Work instruction
Of all the lines below, return only those starting with the line holding "formula, hydrogens included." and going on through the line holding "which point group?", exactly as written.

Supplied records
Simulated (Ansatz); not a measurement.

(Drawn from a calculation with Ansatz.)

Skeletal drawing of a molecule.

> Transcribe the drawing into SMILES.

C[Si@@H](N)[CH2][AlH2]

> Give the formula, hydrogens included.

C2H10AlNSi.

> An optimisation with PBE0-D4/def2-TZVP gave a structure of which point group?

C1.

Task solution
> Give the formula, hydrogens included.

C2H10AlNSi.

> An optimisation with PBE0-D4/def2-TZVP gave a structure of which point group?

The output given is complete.